**INFORMATION:**
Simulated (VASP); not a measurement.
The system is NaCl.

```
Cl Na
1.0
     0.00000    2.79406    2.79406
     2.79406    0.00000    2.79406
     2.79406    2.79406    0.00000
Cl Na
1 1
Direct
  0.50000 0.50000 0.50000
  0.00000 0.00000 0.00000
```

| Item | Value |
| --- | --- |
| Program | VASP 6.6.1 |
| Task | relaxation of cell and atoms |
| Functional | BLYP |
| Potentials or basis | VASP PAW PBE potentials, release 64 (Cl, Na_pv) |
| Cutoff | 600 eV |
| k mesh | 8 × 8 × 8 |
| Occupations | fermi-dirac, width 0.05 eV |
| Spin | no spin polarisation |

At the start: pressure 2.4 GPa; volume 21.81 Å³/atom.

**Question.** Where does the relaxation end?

**ASSIGNED TASK:** Everything in the data above must be reproduced exactly.

**EXERCISE SOLUTION:**
Simulated (VASP); not a measurement.
The system is NaCl.

```
Cl Na
1.0
     0.00000    2.79406    2.79406
     2.79406    0.00000    2.79406
     2.79406    2.79406    0.00000
Cl Na
1 1
Direct
  0.50000 0.50000 0.50000
  0.00000 0.00000 0.00000
```

| Item | Value |
| --- | --- |
| Program | VASP 6.6.1 |
| Task | relaxation of cell and atoms |
| Functional | BLYP |
| Potentials or basis | VASP PAW PBE potentials, release 64 (Cl, Na_pv) |
| Cutoff | 600 eV |
| k mesh | 8 × 8 × 8 |
| Occupations | fermi-dirac, width 0.05 eV |
| Spin | no spin polarisation |

At the start: pressure 2.4 GPa; volume 21.81 Å³/atom.

**Question.** Where does the relaxation end?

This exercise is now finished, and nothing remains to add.